=== Data extract ===
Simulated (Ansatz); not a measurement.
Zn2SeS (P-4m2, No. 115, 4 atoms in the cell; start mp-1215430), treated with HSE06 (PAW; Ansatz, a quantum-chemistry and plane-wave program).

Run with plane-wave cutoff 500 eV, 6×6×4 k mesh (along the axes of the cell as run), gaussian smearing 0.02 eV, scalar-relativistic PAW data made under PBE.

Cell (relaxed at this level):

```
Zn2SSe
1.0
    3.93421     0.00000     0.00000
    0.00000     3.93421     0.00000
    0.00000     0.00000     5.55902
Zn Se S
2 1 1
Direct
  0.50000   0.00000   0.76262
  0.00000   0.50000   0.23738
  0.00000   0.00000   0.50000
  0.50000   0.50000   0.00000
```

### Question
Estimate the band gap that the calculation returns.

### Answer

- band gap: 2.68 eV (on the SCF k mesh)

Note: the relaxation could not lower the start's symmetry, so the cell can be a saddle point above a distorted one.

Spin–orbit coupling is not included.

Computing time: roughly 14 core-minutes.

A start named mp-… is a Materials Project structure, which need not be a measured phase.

=== Activity ===
From the records above, transcribe exactly the run of lines that opens with the line holding "### Question" and closes with the line holding "Computing time: roughly 14 core-minutes.", both included.

=== Reply ===
### Question
Estimate the band gap that the calculation returns.

### Answer

- band gap: 2.68 eV (on the SCF k mesh)

Note: the relaxation could not lower the start's symmetry, so the cell can be a saddle point above a distorted one.

Spin–orbit coupling is not included.

Computing time: roughly 14 core-minutes.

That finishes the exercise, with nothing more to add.